• ACTION ITEM
Beginning with the first line and ending with the one containing "Q: Set up the", copy the lines of the listing below exactly; omit everything else.

■ ■ ■
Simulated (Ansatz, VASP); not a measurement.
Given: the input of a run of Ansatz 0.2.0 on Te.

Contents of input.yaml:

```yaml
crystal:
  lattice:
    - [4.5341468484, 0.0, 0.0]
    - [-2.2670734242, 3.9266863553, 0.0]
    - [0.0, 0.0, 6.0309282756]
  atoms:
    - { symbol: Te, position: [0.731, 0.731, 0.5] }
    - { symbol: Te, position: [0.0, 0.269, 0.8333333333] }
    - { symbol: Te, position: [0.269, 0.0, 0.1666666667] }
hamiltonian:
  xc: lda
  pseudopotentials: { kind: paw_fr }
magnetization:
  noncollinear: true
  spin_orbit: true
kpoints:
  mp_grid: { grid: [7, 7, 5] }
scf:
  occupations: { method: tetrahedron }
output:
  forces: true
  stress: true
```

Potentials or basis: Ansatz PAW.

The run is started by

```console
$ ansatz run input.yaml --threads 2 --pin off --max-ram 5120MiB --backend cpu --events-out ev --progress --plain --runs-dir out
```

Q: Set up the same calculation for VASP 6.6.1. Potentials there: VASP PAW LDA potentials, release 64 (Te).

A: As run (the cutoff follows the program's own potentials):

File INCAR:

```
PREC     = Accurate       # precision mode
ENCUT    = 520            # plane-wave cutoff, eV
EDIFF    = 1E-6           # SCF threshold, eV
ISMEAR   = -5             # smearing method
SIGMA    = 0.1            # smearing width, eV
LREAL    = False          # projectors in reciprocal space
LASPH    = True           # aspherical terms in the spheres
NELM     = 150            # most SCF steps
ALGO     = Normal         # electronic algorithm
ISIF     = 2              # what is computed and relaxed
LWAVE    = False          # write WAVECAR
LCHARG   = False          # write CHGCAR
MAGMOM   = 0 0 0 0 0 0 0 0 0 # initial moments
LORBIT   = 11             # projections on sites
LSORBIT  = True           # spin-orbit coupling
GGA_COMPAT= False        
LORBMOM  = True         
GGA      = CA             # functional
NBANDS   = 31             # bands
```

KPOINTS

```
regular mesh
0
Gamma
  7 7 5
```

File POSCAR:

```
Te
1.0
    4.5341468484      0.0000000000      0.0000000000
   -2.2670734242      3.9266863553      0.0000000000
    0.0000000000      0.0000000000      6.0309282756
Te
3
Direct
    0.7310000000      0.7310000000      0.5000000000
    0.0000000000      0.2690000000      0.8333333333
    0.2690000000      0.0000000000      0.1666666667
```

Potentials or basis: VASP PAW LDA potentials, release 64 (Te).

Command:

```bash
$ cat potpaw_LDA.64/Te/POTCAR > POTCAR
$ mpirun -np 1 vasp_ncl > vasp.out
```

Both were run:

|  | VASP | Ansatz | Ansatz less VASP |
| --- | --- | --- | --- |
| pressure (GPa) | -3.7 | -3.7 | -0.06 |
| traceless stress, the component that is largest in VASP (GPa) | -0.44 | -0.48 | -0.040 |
■ ■ ■

• YOUR SOLUTION
Simulated (Ansatz, VASP); not a measurement.
Given: the input of a run of Ansatz 0.2.0 on Te.

Contents of input.yaml:

```yaml
crystal:
  lattice:
    - [4.5341468484, 0.0, 0.0]
    - [-2.2670734242, 3.9266863553, 0.0]
    - [0.0, 0.0, 6.0309282756]
  atoms:
    - { symbol: Te, position: [0.731, 0.731, 0.5] }
    - { symbol: Te, position: [0.0, 0.269, 0.8333333333] }
    - { symbol: Te, position: [0.269, 0.0, 0.1666666667] }
hamiltonian:
  xc: lda
  pseudopotentials: { kind: paw_fr }
magnetization:
  noncollinear: true
  spin_orbit: true
kpoints:
  mp_grid: { grid: [7, 7, 5] }
scf:
  occupations: { method: tetrahedron }
output:
  forces: true
  stress: true
```

Potentials or basis: Ansatz PAW.

The run is started by

```console
$ ansatz run input.yaml --threads 2 --pin off --max-ram 5120MiB --backend cpu --events-out ev --progress --plain --runs-dir out
```

Q: Set up the same calculation for VASP 6.6.1. Potentials there: VASP PAW LDA potentials, release 64 (Te).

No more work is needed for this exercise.